> Data for review
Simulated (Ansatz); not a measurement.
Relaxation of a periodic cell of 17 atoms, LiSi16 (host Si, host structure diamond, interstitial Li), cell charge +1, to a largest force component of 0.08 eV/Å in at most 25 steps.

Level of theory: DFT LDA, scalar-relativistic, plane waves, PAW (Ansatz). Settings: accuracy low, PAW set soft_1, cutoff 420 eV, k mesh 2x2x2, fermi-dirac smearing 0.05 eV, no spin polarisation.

> Action item
All of the entries are to be transcribed exactly.

> Written answer
Simulated (Ansatz); not a measurement.
Relaxation of a periodic cell of 17 atoms, LiSi16 (host Si, host structure diamond, interstitial Li), cell charge +1, to a largest force component of 0.08 eV/Å in at most 25 steps.

Level of theory: DFT LDA, scalar-relativistic, plane waves, PAW (Ansatz). Settings: accuracy low, PAW set soft_1, cutoff 420 eV, k mesh 2x2x2, fermi-dirac smearing 0.05 eV, no spin polarisation.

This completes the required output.